::: DATA EXTRACTS :::

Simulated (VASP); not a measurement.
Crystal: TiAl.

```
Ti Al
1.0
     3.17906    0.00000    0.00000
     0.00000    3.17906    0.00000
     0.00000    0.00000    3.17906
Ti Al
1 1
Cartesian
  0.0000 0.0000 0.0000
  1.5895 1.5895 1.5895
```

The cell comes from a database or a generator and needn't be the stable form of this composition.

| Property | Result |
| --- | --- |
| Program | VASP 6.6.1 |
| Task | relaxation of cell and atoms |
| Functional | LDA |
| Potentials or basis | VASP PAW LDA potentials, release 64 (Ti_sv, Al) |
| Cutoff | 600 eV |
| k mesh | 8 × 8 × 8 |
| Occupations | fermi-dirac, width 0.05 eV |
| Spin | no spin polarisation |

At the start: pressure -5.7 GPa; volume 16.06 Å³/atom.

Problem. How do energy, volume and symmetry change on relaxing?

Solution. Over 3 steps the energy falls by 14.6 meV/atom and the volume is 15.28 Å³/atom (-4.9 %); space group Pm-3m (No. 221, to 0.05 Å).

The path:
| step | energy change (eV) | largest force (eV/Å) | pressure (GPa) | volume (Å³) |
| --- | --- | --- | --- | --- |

:::

ASSIGNMENT -> The whole listing should be transcribed word for word.

TASK SOLUTION ->
Simulated (VASP); not a measurement.
Crystal: TiAl.

```
Ti Al
1.0
     3.17906    0.00000    0.00000
     0.00000    3.17906    0.00000
     0.00000    0.00000    3.17906
Ti Al
1 1
Cartesian
  0.0000 0.0000 0.0000
  1.5895 1.5895 1.5895
```

The cell comes from a database or a generator and needn't be the stable form of this composition.

| Property | Result |
| --- | --- |
| Program | VASP 6.6.1 |
| Task | relaxation of cell and atoms |
| Functional | LDA |
| Potentials or basis | VASP PAW LDA potentials, release 64 (Ti_sv, Al) |
| Cutoff | 600 eV |
| k mesh | 8 × 8 × 8 |
| Occupations | fermi-dirac, width 0.05 eV |
| Spin | no spin polarisation |

At the start: pressure -5.7 GPa; volume 16.06 Å³/atom.

Problem. How do energy, volume and symmetry change on relaxing?

Solution. Over 3 steps the energy falls by 14.6 meV/atom and the volume is 15.28 Å³/atom (-4.9 %); space group Pm-3m (No. 221, to 0.05 Å).

The path:
| step | energy change (eV) | largest force (eV/Å) | pressure (GPa) | volume (Å³) |
| --- | --- | --- | --- | --- |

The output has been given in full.